WORK ITEM → Please copy, character for character, each line from the beginning of the listing to the line containing "0.09 | 58.00 |", including both.

SOURCE DATA →
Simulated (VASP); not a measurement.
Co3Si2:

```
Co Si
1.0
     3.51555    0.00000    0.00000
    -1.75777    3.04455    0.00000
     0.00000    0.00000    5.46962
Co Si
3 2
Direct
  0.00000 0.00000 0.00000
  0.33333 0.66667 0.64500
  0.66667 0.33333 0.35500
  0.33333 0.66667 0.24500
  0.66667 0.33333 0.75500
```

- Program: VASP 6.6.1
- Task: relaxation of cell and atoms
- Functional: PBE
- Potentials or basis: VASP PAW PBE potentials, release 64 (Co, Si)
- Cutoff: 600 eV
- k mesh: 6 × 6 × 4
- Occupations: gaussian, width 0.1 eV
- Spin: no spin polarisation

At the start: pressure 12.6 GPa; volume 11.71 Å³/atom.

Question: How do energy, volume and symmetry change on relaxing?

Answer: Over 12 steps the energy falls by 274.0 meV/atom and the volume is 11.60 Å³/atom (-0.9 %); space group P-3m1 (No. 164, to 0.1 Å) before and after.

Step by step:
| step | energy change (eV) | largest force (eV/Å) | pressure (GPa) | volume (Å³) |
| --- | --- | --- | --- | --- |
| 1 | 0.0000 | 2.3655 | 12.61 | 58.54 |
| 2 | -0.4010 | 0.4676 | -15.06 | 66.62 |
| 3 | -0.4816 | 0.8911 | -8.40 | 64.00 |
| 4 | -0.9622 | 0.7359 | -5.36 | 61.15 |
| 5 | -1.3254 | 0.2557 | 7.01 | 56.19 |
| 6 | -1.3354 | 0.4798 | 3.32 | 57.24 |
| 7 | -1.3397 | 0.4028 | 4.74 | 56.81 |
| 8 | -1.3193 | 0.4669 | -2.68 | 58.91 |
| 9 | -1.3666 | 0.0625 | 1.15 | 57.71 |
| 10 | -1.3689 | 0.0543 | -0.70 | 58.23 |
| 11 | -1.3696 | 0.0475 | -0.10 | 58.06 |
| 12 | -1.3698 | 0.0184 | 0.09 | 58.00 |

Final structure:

TASK RESULT →
Simulated (VASP); not a measurement.
Co3Si2:

```
Co Si
1.0
     3.51555    0.00000    0.00000
    -1.75777    3.04455    0.00000
     0.00000    0.00000    5.46962
Co Si
3 2
Direct
  0.00000 0.00000 0.00000
  0.33333 0.66667 0.64500
  0.66667 0.33333 0.35500
  0.33333 0.66667 0.24500
  0.66667 0.33333 0.75500
```

- Program: VASP 6.6.1
- Task: relaxation of cell and atoms
- Functional: PBE
- Potentials or basis: VASP PAW PBE potentials, release 64 (Co, Si)
- Cutoff: 600 eV
- k mesh: 6 × 6 × 4
- Occupations: gaussian, width 0.1 eV
- Spin: no spin polarisation

At the start: pressure 12.6 GPa; volume 11.71 Å³/atom.

Question: How do energy, volume and symmetry change on relaxing?

Answer: Over 12 steps the energy falls by 274.0 meV/atom and the volume is 11.60 Å³/atom (-0.9 %); space group P-3m1 (No. 164, to 0.1 Å) before and after.

Step by step:
| step | energy change (eV) | largest force (eV/Å) | pressure (GPa) | volume (Å³) |
| --- | --- | --- | --- | --- |
| 1 | 0.0000 | 2.3655 | 12.61 | 58.54 |
| 2 | -0.4010 | 0.4676 | -15.06 | 66.62 |
| 3 | -0.4816 | 0.8911 | -8.40 | 64.00 |
| 4 | -0.9622 | 0.7359 | -5.36 | 61.15 |
| 5 | -1.3254 | 0.2557 | 7.01 | 56.19 |
| 6 | -1.3354 | 0.4798 | 3.32 | 57.24 |
| 7 | -1.3397 | 0.4028 | 4.74 | 56.81 |
| 8 | -1.3193 | 0.4669 | -2.68 | 58.91 |
| 9 | -1.3666 | 0.0625 | 1.15 | 57.71 |
| 10 | -1.3689 | 0.0543 | -0.70 | 58.23 |
| 11 | -1.3696 | 0.0475 | -0.10 | 58.06 |
| 12 | -1.3698 | 0.0184 | 0.09 | 58.00 |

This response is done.